**WORK ORDER**
The data is to be transcribed in full, with nothing missed.

**THE DATA**
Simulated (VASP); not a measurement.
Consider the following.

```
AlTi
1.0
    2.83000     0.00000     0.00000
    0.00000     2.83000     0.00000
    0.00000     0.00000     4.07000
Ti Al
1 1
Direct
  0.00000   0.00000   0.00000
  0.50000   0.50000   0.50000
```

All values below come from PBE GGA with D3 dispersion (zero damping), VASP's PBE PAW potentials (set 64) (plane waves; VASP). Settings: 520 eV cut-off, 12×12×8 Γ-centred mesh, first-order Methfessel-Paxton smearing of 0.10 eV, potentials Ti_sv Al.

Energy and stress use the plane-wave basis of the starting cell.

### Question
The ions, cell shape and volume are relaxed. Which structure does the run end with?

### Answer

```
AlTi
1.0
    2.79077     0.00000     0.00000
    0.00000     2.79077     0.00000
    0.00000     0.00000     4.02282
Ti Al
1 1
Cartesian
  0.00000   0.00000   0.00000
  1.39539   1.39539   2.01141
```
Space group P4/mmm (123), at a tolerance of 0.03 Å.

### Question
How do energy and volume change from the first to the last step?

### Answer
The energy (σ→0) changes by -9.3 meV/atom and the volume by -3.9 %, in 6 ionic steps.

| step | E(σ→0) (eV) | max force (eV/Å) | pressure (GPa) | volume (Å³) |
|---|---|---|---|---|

**EXERCISE SOLUTION**
Simulated (VASP); not a measurement.
Consider the following.

```
AlTi
1.0
    2.83000     0.00000     0.00000
    0.00000     2.83000     0.00000
    0.00000     0.00000     4.07000
Ti Al
1 1
Direct
  0.00000   0.00000   0.00000
  0.50000   0.50000   0.50000
```

All values below come from PBE GGA with D3 dispersion (zero damping), VASP's PBE PAW potentials (set 64) (plane waves; VASP). Settings: 520 eV cut-off, 12×12×8 Γ-centred mesh, first-order Methfessel-Paxton smearing of 0.10 eV, potentials Ti_sv Al.

Energy and stress use the plane-wave basis of the starting cell.

### Question
The ions, cell shape and volume are relaxed. Which structure does the run end with?

### Answer

```
AlTi
1.0
    2.79077     0.00000     0.00000
    0.00000     2.79077     0.00000
    0.00000     0.00000     4.02282
Ti Al
1 1
Cartesian
  0.00000   0.00000   0.00000
  1.39539   1.39539   2.01141
```
Space group P4/mmm (123), at a tolerance of 0.03 Å.

### Question
How do energy and volume change from the first to the last step?

### Answer
The energy (σ→0) changes by -9.3 meV/atom and the volume by -3.9 %, in 6 ionic steps.

| step | E(σ→0) (eV) | max force (eV/Å) | pressure (GPa) | volume (Å³) |
|---|---|---|---|---|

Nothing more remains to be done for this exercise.